========================================================================

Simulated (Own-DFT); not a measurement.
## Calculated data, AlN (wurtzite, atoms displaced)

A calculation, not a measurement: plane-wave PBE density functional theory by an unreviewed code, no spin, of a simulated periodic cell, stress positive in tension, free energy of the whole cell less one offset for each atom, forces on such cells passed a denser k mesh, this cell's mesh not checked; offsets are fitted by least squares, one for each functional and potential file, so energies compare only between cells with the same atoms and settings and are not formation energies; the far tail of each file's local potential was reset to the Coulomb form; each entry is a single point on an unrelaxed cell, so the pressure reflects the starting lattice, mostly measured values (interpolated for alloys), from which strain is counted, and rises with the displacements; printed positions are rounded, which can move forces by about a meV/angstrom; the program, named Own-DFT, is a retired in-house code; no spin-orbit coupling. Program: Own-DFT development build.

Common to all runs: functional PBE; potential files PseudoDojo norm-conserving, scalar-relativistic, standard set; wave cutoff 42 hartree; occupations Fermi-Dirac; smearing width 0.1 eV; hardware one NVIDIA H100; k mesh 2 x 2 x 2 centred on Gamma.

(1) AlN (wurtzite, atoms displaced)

========================================================================

## Brief
Could you retype all of the material word for word?

## Task output
Simulated (Own-DFT); not a measurement.
## Calculated data, AlN (wurtzite, atoms displaced)

A calculation, not a measurement: plane-wave PBE density functional theory by an unreviewed code, no spin, of a simulated periodic cell, stress positive in tension, free energy of the whole cell less one offset for each atom, forces on such cells passed a denser k mesh, this cell's mesh not checked; offsets are fitted by least squares, one for each functional and potential file, so energies compare only between cells with the same atoms and settings and are not formation energies; the far tail of each file's local potential was reset to the Coulomb form; each entry is a single point on an unrelaxed cell, so the pressure reflects the starting lattice, mostly measured values (interpolated for alloys), from which strain is counted, and rises with the displacements; printed positions are rounded, which can move forces by about a meV/angstrom; the program, named Own-DFT, is a retired in-house code; no spin-orbit coupling. Program: Own-DFT development build.

Common to all runs: functional PBE; potential files PseudoDojo norm-conserving, scalar-relativistic, standard set; wave cutoff 42 hartree; occupations Fermi-Dirac; smearing width 0.1 eV; hardware one NVIDIA H100; k mesh 2 x 2 x 2 centred on Gamma.

(1) AlN (wurtzite, atoms displaced)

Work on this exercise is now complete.